Brief:
Every line of the records below from the line with "How does a field" up to and including the line with "basis and integrals**" must be reproduced exactly, and no line outside that range.

▬▬▬▬▬▬▬▬▬▬

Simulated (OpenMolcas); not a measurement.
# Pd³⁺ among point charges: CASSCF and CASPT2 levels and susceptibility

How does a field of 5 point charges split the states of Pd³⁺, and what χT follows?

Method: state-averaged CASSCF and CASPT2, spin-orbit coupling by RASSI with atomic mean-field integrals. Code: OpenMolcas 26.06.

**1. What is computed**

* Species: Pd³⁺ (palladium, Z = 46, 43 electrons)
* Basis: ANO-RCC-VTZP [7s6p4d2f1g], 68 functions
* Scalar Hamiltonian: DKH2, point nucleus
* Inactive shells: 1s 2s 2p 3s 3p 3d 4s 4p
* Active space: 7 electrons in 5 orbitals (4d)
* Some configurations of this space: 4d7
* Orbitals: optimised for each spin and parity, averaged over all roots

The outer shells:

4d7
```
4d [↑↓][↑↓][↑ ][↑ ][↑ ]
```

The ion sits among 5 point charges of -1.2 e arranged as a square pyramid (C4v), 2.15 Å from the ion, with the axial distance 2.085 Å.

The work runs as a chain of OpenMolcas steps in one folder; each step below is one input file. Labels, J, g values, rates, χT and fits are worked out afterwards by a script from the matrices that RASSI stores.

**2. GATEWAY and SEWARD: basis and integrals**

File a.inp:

▬▬▬▬▬▬▬▬▬▬

Problem solution:
How does a field of 5 point charges split the states of Pd³⁺, and what χT follows?

Method: state-averaged CASSCF and CASPT2, spin-orbit coupling by RASSI with atomic mean-field integrals. Code: OpenMolcas 26.06.

**1. What is computed**

* Species: Pd³⁺ (palladium, Z = 46, 43 electrons)
* Basis: ANO-RCC-VTZP [7s6p4d2f1g], 68 functions
* Scalar Hamiltonian: DKH2, point nucleus
* Inactive shells: 1s 2s 2p 3s 3p 3d 4s 4p
* Active space: 7 electrons in 5 orbitals (4d)
* Some configurations of this space: 4d7
* Orbitals: optimised for each spin and parity, averaged over all roots

The outer shells:

4d7
```
4d [↑↓][↑↓][↑ ][↑ ][↑ ]
```

The ion sits among 5 point charges of -1.2 e arranged as a square pyramid (C4v), 2.15 Å from the ion, with the axial distance 2.085 Å.

The work runs as a chain of OpenMolcas steps in one folder; each step below is one input file. Labels, J, g values, rates, χT and fits are worked out afterwards by a script from the matrices that RASSI stores.

**2. GATEWAY and SEWARD: basis and integrals**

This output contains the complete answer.